▶ **Requirement**: Beginning with the first line, transcribe the entries below exactly through the line containing "Many methods on one cell: CO2 (Cmce)", inclusive.

▼▼▼

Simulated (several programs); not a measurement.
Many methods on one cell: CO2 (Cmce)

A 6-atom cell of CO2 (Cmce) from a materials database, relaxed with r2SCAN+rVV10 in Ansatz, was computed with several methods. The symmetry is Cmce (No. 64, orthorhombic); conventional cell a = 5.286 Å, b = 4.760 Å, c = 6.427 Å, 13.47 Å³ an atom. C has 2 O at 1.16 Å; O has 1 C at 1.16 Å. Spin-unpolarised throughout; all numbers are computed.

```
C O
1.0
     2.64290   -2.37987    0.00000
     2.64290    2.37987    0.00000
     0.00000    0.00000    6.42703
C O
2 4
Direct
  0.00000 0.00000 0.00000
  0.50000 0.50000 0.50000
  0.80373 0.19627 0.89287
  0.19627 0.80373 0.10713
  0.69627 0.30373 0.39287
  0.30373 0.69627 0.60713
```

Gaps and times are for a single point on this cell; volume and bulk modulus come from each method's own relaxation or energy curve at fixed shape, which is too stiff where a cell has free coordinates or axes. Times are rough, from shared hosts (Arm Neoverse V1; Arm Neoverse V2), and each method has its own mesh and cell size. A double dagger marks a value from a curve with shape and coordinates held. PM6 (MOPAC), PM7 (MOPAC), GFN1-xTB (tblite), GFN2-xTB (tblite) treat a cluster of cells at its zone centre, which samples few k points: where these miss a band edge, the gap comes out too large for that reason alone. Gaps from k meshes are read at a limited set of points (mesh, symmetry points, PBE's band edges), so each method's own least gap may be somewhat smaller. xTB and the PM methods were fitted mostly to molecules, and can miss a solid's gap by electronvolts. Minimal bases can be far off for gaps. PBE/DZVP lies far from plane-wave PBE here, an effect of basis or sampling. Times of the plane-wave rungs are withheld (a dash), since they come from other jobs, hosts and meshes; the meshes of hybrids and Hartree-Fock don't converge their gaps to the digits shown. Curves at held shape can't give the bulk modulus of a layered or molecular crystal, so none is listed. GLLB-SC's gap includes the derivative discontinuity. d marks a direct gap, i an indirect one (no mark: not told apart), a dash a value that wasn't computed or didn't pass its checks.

▲▲▲

▶ **Response box**:
Simulated (several programs); not a measurement.
Many methods on one cell: CO2 (Cmce)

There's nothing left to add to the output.